▶ [Work item] Every record below is to be restated word for word.

▶ [Entries supplied]
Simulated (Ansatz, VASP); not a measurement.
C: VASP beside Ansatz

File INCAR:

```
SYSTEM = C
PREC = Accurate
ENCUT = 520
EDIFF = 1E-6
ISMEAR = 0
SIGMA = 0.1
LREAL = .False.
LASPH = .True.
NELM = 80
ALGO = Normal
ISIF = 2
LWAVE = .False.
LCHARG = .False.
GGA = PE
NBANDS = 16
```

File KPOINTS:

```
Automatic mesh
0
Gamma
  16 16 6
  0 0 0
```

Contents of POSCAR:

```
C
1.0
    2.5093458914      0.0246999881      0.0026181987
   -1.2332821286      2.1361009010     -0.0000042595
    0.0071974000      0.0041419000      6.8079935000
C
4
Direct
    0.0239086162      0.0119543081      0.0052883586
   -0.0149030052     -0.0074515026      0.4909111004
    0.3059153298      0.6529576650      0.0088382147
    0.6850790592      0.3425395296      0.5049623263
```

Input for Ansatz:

▶ [Response]
Simulated (Ansatz, VASP); not a measurement.
C: VASP beside Ansatz

File INCAR:

```
SYSTEM = C
PREC = Accurate
ENCUT = 520
EDIFF = 1E-6
ISMEAR = 0
SIGMA = 0.1
LREAL = .False.
LASPH = .True.
NELM = 80
ALGO = Normal
ISIF = 2
LWAVE = .False.
LCHARG = .False.
GGA = PE
NBANDS = 16
```

File KPOINTS:

```
Automatic mesh
0
Gamma
  16 16 6
  0 0 0
```

Contents of POSCAR:

```
C
1.0
    2.5093458914      0.0246999881      0.0026181987
   -1.2332821286      2.1361009010     -0.0000042595
    0.0071974000      0.0041419000      6.8079935000
C
4
Direct
    0.0239086162      0.0119543081      0.0052883586
   -0.0149030052     -0.0074515026      0.4909111004
    0.3059153298      0.6529576650      0.0088382147
    0.6850790592      0.3425395296      0.5049623263
```

Input for Ansatz:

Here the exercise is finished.